## [Data supplied]
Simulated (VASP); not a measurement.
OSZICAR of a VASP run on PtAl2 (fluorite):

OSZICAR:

## [Activity]
Would you please write out all the entries exactly?

## [Answer box]
Simulated (VASP); not a measurement.
OSZICAR of a VASP run on PtAl2 (fluorite):

OSZICAR:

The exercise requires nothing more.